* **Required action**
For every line in the material, set down an identical one.

<<<<
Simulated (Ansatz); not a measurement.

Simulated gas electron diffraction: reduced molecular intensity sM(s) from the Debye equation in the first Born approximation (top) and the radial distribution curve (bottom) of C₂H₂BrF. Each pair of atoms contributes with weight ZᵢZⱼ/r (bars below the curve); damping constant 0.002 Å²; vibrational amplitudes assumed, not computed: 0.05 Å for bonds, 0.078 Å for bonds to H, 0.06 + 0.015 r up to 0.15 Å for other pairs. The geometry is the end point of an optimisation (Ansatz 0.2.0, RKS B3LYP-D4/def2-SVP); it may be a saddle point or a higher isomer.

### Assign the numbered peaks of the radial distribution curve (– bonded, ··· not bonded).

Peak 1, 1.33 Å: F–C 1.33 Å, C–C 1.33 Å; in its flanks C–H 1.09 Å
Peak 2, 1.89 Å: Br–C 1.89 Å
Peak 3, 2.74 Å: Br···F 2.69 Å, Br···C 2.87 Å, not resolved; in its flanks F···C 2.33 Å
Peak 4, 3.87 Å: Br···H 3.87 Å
>>>>

* **Reply**
Simulated (Ansatz); not a measurement.

Simulated gas electron diffraction: reduced molecular intensity sM(s) from the Debye equation in the first Born approximation (top) and the radial distribution curve (bottom) of C₂H₂BrF. Each pair of atoms contributes with weight ZᵢZⱼ/r (bars below the curve); damping constant 0.002 Å²; vibrational amplitudes assumed, not computed: 0.05 Å for bonds, 0.078 Å for bonds to H, 0.06 + 0.015 r up to 0.15 Å for other pairs. The geometry is the end point of an optimisation (Ansatz 0.2.0, RKS B3LYP-D4/def2-SVP); it may be a saddle point or a higher isomer.

### Assign the numbered peaks of the radial distribution curve (– bonded, ··· not bonded).

Peak 1, 1.33 Å: F–C 1.33 Å, C–C 1.33 Å; in its flanks C–H 1.09 Å
Peak 2, 1.89 Å: Br–C 1.89 Å
Peak 3, 2.74 Å: Br···F 2.69 Å, Br···C 2.87 Å, not resolved; in its flanks F···C 2.33 Å
Peak 4, 3.87 Å: Br···H 3.87 Å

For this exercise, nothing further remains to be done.